Work item:
Once you have read the entries below, repeat all of them exactly.

Information shown:
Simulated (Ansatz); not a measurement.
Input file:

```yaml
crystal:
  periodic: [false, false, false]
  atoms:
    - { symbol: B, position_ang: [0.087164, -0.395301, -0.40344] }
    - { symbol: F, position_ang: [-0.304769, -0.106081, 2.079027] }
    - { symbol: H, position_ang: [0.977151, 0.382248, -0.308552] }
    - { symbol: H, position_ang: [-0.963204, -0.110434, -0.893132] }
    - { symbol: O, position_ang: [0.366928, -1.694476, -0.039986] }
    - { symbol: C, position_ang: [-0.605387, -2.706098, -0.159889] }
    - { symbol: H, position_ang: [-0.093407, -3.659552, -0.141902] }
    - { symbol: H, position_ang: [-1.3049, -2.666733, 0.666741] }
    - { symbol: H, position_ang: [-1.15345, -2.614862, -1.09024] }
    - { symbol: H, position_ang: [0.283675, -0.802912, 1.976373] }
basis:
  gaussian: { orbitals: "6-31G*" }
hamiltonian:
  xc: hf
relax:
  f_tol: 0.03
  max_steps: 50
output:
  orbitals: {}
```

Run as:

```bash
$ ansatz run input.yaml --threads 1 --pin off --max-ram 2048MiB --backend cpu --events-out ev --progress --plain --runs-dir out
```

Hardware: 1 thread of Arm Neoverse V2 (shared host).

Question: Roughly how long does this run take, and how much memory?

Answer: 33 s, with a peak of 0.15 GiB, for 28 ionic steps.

Task answer:
Simulated (Ansatz); not a measurement.
Input file:

```yaml
crystal:
  periodic: [false, false, false]
  atoms:
    - { symbol: B, position_ang: [0.087164, -0.395301, -0.40344] }
    - { symbol: F, position_ang: [-0.304769, -0.106081, 2.079027] }
    - { symbol: H, position_ang: [0.977151, 0.382248, -0.308552] }
    - { symbol: H, position_ang: [-0.963204, -0.110434, -0.893132] }
    - { symbol: O, position_ang: [0.366928, -1.694476, -0.039986] }
    - { symbol: C, position_ang: [-0.605387, -2.706098, -0.159889] }
    - { symbol: H, position_ang: [-0.093407, -3.659552, -0.141902] }
    - { symbol: H, position_ang: [-1.3049, -2.666733, 0.666741] }
    - { symbol: H, position_ang: [-1.15345, -2.614862, -1.09024] }
    - { symbol: H, position_ang: [0.283675, -0.802912, 1.976373] }
basis:
  gaussian: { orbitals: "6-31G*" }
hamiltonian:
  xc: hf
relax:
  f_tol: 0.03
  max_steps: 50
output:
  orbitals: {}
```

Run as:

```bash
$ ansatz run input.yaml --threads 1 --pin off --max-ram 2048MiB --backend cpu --events-out ev --progress --plain --runs-dir out
```

Hardware: 1 thread of Arm Neoverse V2 (shared host).

Question: Roughly how long does this run take, and how much memory?

Answer: 33 s, with a peak of 0.15 GiB, for 28 ionic steps.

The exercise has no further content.